Assignment: Please output exactly the lines of the material from the first through the line containing "- Dipole correction: no", and nothing more.

[Start of section]

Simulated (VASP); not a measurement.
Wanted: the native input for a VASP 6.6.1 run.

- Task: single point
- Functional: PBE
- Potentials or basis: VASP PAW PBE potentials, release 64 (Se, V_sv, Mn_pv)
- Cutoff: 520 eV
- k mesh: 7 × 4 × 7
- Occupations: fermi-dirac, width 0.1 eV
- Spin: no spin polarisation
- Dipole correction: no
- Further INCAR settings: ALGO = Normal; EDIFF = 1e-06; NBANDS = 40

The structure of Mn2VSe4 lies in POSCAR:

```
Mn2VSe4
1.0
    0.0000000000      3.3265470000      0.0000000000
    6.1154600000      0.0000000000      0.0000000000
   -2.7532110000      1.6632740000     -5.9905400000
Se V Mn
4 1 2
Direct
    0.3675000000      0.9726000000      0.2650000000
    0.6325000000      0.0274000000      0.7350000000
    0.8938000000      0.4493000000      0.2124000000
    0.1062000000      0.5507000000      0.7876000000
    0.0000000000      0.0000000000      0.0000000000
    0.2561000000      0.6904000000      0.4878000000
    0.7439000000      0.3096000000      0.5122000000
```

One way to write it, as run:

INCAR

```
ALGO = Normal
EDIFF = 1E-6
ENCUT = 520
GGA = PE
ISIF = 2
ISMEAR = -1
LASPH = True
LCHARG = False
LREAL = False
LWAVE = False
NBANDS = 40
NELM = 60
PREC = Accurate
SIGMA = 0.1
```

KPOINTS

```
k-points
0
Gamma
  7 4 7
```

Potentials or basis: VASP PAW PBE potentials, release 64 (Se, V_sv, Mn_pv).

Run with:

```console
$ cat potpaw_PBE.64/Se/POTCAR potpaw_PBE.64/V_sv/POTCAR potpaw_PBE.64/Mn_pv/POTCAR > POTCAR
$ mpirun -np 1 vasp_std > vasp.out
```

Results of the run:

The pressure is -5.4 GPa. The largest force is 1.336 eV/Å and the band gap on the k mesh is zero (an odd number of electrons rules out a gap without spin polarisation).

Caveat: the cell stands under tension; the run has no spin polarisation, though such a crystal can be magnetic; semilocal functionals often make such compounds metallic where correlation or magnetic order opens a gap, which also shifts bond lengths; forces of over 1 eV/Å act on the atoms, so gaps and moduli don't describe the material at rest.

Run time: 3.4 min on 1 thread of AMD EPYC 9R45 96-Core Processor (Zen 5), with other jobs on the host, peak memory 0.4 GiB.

[End of section]

Written solution:
Simulated (VASP); not a measurement.
Wanted: the native input for a VASP 6.6.1 run.

- Task: single point
- Functional: PBE
- Potentials or basis: VASP PAW PBE potentials, release 64 (Se, V_sv, Mn_pv)
- Cutoff: 520 eV
- k mesh: 7 × 4 × 7
- Occupations: fermi-dirac, width 0.1 eV
- Spin: no spin polarisation
- Dipole correction: no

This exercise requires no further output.